Records supplied ▸
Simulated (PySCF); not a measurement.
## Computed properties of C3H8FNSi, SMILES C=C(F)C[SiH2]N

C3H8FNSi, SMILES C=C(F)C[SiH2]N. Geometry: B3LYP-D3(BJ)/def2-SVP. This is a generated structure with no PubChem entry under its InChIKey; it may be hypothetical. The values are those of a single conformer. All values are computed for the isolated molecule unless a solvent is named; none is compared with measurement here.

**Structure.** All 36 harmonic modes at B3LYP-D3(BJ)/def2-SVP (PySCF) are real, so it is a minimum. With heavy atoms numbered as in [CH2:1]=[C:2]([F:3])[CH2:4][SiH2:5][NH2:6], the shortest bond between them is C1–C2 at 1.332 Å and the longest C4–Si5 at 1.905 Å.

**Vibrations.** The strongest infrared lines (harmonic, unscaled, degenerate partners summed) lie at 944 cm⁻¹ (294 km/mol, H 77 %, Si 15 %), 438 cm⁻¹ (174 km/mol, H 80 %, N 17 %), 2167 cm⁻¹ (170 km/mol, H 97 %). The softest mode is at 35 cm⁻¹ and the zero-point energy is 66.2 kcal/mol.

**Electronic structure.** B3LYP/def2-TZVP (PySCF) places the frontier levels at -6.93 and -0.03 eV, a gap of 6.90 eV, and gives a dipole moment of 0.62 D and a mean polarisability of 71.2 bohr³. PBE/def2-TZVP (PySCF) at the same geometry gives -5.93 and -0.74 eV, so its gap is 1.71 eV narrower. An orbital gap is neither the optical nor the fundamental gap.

Work request ▸
Beginning with the first line of the entries, repeat each line exactly until you have reproduced the one containing "at 1.905 Å.", and add nothing further.

Written reply ▸
Simulated (PySCF); not a measurement.
## Computed properties of C3H8FNSi, SMILES C=C(F)C[SiH2]N

C3H8FNSi, SMILES C=C(F)C[SiH2]N. Geometry: B3LYP-D3(BJ)/def2-SVP. This is a generated structure with no PubChem entry under its InChIKey; it may be hypothetical. The values are those of a single conformer. All values are computed for the isolated molecule unless a solvent is named; none is compared with measurement here.

**Structure.** All 36 harmonic modes at B3LYP-D3(BJ)/def2-SVP (PySCF) are real, so it is a minimum. With heavy atoms numbered as in [CH2:1]=[C:2]([F:3])[CH2:4][SiH2:5][NH2:6], the shortest bond between them is C1–C2 at 1.332 Å and the longest C4–Si5 at 1.905 Å.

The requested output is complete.